(Information supplied):
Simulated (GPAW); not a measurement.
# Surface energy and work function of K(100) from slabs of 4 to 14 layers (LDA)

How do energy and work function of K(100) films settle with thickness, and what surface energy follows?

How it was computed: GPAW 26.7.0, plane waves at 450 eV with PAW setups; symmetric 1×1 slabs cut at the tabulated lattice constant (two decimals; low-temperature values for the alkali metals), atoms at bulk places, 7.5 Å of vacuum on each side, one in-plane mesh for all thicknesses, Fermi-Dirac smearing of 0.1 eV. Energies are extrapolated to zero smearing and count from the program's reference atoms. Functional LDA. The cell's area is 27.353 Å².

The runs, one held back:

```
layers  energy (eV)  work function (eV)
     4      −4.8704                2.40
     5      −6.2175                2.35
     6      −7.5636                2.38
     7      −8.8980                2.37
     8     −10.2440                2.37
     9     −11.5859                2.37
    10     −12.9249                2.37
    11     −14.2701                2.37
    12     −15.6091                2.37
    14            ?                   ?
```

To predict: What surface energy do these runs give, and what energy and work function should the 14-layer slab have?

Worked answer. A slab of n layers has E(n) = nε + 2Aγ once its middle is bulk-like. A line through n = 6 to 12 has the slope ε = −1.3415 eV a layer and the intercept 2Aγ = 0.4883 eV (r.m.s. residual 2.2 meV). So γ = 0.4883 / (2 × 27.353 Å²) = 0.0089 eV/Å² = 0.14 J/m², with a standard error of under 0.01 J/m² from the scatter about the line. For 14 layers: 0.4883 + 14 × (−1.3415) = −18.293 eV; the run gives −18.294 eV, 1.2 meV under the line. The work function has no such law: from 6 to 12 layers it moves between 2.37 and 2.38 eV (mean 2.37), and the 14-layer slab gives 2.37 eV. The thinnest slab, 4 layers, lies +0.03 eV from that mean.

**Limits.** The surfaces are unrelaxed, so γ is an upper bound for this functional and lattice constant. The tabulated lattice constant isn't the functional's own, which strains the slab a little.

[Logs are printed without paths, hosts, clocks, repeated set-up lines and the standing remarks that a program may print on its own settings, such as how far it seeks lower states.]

(Activity):
All lines above from the one containing "To predict: What" to the one containing "Worked answer. A" must be repeated exactly, both lines included, and no others.

(Task output):
To predict: What surface energy do these runs give, and what energy and work function should the 14-layer slab have?

Worked answer. A slab of n layers has E(n) = nε + 2Aγ once its middle is bulk-like. A line through n = 6 to 12 has the slope ε = −1.3415 eV a layer and the intercept 2Aγ = 0.4883 eV (r.m.s. residual 2.2 meV). So γ = 0.4883 / (2 × 27.353 Å²) = 0.0089 eV/Å² = 0.14 J/m², with a standard error of under 0.01 J/m² from the scatter about the line. For 14 layers: 0.4883 + 14 × (−1.3415) = −18.293 eV; the run gives −18.294 eV, 1.2 meV under the line. The work function has no such law: from 6 to 12 layers it moves between 2.37 and 2.38 eV (mean 2.37), and the 14-layer slab gives 2.37 eV. The thinnest slab, 4 layers, lies +0.03 eV from that mean.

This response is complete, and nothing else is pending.